#### ACTIVITY
Everything from the first line of the entries through the line containing "At the start: pressure" is to be retyped exactly, and nothing beyond it.

#### SUPPLIED MATERIAL
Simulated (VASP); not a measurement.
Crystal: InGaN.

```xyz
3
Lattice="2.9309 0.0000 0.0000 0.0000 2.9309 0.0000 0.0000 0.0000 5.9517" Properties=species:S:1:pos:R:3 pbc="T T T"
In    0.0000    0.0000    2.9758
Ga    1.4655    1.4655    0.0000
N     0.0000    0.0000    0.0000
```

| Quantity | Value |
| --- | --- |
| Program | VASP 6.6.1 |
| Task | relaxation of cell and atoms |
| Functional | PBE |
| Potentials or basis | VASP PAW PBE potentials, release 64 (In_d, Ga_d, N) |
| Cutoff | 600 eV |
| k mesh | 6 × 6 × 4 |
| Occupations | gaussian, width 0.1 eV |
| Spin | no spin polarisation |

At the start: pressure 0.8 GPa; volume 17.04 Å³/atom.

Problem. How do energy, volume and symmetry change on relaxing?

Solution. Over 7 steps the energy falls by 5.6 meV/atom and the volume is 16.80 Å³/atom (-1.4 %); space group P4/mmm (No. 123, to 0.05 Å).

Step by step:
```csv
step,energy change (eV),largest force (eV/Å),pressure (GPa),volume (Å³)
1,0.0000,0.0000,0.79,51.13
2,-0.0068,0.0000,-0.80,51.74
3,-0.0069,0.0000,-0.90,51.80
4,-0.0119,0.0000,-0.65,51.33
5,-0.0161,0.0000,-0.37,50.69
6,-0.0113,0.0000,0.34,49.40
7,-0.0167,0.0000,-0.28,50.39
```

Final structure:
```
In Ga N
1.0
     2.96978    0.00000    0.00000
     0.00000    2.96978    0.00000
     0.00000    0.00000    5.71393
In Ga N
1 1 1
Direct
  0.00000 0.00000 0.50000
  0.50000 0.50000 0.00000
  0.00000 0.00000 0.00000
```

#### EXERCISE RESPONSE
Simulated (VASP); not a measurement.
Crystal: InGaN.

```xyz
3
Lattice="2.9309 0.0000 0.0000 0.0000 2.9309 0.0000 0.0000 0.0000 5.9517" Properties=species:S:1:pos:R:3 pbc="T T T"
In    0.0000    0.0000    2.9758
Ga    1.4655    1.4655    0.0000
N     0.0000    0.0000    0.0000
```

| Quantity | Value |
| --- | --- |
| Program | VASP 6.6.1 |
| Task | relaxation of cell and atoms |
| Functional | PBE |
| Potentials or basis | VASP PAW PBE potentials, release 64 (In_d, Ga_d, N) |
| Cutoff | 600 eV |
| k mesh | 6 × 6 × 4 |
| Occupations | gaussian, width 0.1 eV |
| Spin | no spin polarisation |

At the start: pressure 0.8 GPa; volume 17.04 Å³/atom.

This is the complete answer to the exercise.